## Entries supplied
-.-.-
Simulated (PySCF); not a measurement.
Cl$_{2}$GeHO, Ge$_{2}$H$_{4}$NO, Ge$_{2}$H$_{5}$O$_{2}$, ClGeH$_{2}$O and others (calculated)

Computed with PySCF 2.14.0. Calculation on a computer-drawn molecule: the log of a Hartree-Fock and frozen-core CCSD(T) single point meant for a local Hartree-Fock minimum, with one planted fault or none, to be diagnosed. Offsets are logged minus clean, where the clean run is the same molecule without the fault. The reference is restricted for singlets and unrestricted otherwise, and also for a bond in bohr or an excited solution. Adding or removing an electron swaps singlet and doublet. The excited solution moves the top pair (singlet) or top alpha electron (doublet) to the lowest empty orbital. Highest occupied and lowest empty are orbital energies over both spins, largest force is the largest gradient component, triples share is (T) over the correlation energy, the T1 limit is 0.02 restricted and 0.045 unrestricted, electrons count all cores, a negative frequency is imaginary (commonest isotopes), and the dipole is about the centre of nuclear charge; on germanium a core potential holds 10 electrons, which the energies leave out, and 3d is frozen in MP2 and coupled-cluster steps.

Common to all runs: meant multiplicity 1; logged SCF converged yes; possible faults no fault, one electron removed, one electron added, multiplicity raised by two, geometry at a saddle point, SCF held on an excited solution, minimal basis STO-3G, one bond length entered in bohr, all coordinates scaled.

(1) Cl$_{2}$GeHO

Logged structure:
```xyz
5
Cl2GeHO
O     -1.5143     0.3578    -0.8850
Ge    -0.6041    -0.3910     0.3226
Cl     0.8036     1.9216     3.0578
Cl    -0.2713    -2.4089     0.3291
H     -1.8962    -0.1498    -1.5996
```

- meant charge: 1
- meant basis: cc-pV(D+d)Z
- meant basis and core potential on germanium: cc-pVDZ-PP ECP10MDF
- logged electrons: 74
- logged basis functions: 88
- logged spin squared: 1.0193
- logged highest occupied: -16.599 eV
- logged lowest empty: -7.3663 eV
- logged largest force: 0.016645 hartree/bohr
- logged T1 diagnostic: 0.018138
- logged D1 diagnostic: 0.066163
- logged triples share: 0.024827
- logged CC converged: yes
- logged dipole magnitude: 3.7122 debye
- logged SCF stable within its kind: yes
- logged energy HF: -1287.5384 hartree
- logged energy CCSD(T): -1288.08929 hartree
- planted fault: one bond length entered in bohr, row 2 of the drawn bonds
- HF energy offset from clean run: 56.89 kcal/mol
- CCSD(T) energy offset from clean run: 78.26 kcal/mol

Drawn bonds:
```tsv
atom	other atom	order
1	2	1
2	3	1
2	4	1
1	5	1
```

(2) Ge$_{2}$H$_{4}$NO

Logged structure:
-.-.-

## Work item
Everything from the line containing "- meant basis: cc-pV(D+d)Z" through the line containing "- logged D1 diagnostic: 0.066163" in the material above should be retyped exactly, both ends included, and nothing more.

## Response area
- meant basis: cc-pV(D+d)Z
- meant basis and core potential on germanium: cc-pVDZ-PP ECP10MDF
- logged electrons: 74
- logged basis functions: 88
- logged spin squared: 1.0193
- logged highest occupied: -16.599 eV
- logged lowest empty: -7.3663 eV
- logged largest force: 0.016645 hartree/bohr
- logged T1 diagnostic: 0.018138
- logged D1 diagnostic: 0.066163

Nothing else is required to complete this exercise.